** RECORDED DATA follows **
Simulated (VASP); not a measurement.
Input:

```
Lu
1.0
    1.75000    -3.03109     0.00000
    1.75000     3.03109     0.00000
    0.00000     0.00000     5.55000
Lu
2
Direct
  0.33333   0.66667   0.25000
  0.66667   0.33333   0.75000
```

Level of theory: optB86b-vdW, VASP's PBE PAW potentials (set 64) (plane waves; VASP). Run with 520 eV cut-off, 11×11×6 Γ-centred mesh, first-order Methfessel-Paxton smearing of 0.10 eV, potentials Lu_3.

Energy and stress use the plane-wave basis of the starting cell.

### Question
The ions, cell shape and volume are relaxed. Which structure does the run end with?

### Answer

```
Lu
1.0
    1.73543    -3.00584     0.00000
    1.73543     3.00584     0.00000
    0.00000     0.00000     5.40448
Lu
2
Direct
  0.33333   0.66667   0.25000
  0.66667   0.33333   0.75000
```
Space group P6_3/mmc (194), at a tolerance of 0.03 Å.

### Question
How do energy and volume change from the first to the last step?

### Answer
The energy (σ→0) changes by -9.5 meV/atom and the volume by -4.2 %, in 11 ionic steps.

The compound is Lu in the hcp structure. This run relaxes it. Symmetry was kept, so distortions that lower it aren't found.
** End of RECORDED DATA **

_WORK REQUEST_
Output the listing above word for word, from the opening line through the line that contains "The energy (σ→0)", and leave out everything after it.

_WRITTEN ANSWER_
Simulated (VASP); not a measurement.
Input:

```
Lu
1.0
    1.75000    -3.03109     0.00000
    1.75000     3.03109     0.00000
    0.00000     0.00000     5.55000
Lu
2
Direct
  0.33333   0.66667   0.25000
  0.66667   0.33333   0.75000
```

Level of theory: optB86b-vdW, VASP's PBE PAW potentials (set 64) (plane waves; VASP). Run with 520 eV cut-off, 11×11×6 Γ-centred mesh, first-order Methfessel-Paxton smearing of 0.10 eV, potentials Lu_3.

Energy and stress use the plane-wave basis of the starting cell.

### Question
The ions, cell shape and volume are relaxed. Which structure does the run end with?

### Answer

```
Lu
1.0
    1.73543    -3.00584     0.00000
    1.73543     3.00584     0.00000
    0.00000     0.00000     5.40448
Lu
2
Direct
  0.33333   0.66667   0.25000
  0.66667   0.33333   0.75000
```
Space group P6_3/mmc (194), at a tolerance of 0.03 Å.

### Question
How do energy and volume change from the first to the last step?

### Answer
The energy (σ→0) changes by -9.5 meV/atom and the volume by -4.2 %, in 11 ionic steps.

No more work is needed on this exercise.